══ SOURCE MATERIAL ══
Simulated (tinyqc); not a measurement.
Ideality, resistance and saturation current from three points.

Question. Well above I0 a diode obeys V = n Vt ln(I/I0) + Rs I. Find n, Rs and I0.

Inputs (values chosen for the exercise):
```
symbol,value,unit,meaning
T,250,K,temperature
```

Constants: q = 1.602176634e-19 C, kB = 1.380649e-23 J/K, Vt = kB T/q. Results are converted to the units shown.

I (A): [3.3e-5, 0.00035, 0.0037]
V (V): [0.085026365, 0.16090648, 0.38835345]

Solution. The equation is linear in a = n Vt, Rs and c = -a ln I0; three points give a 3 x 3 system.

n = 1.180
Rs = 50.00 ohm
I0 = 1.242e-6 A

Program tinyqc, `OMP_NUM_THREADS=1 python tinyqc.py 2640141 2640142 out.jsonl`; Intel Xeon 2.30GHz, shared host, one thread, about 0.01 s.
═══

# ACTIVITY
Give back the entries above exactly as they are, from their first line through the line that contains "I0 = 1.242e-6 A", both included, with nothing else.

# SOLUTION
Simulated (tinyqc); not a measurement.
Ideality, resistance and saturation current from three points.

Question. Well above I0 a diode obeys V = n Vt ln(I/I0) + Rs I. Find n, Rs and I0.

Inputs (values chosen for the exercise):
```
symbol,value,unit,meaning
T,250,K,temperature
```

Constants: q = 1.602176634e-19 C, kB = 1.380649e-23 J/K, Vt = kB T/q. Results are converted to the units shown.

I (A): [3.3e-5, 0.00035, 0.0037]
V (V): [0.085026365, 0.16090648, 0.38835345]

Solution. The equation is linear in a = n Vt, Rs and c = -a ln I0; three points give a 3 x 3 system.

n = 1.180
Rs = 50.00 ohm
I0 = 1.242e-6 A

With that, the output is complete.